^^^^^^^^^^^^^^^^

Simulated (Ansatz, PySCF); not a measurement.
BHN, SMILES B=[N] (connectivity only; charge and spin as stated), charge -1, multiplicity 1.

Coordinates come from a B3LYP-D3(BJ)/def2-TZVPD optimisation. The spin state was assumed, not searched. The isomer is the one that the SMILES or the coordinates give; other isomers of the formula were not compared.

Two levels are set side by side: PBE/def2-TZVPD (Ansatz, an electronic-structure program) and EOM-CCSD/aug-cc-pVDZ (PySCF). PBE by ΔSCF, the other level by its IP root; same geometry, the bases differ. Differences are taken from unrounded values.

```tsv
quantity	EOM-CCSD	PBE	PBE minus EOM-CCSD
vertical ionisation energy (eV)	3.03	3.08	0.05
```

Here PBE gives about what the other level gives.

^^^^^^^^^^^^^^^^

REQUIREMENT
Print the listing above from its first line through the line with "BHN, SMILES B=[N]", and stop there.

TASK OUTPUT
Simulated (Ansatz, PySCF); not a measurement.
BHN, SMILES B=[N] (connectivity only; charge and spin as stated), charge -1, multiplicity 1.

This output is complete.